#####

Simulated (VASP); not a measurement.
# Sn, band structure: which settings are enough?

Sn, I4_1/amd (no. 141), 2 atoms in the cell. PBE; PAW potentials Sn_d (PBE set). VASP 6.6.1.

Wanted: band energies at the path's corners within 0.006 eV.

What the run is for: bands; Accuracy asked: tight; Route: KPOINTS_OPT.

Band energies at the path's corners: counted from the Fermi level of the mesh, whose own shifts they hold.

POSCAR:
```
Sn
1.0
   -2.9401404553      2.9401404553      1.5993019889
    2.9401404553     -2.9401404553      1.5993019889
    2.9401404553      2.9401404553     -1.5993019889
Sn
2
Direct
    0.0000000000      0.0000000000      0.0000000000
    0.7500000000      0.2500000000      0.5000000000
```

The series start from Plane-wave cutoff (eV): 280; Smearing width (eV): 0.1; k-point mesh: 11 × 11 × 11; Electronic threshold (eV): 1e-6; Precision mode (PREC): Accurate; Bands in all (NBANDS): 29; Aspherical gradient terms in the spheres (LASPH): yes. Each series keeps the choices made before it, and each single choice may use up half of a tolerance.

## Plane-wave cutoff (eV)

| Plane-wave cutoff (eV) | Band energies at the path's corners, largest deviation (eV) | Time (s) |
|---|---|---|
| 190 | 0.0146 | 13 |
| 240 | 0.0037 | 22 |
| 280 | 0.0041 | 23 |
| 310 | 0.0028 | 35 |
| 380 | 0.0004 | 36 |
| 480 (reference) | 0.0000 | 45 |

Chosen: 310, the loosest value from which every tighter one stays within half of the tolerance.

#####

» **Assignment**: An exact repetition of the material above is required, from its first line through the line holding "Wanted: band energies", with nothing added.

» **Written answer**:
Simulated (VASP); not a measurement.
# Sn, band structure: which settings are enough?

Sn, I4_1/amd (no. 141), 2 atoms in the cell. PBE; PAW potentials Sn_d (PBE set). VASP 6.6.1.

Wanted: band energies at the path's corners within 0.006 eV.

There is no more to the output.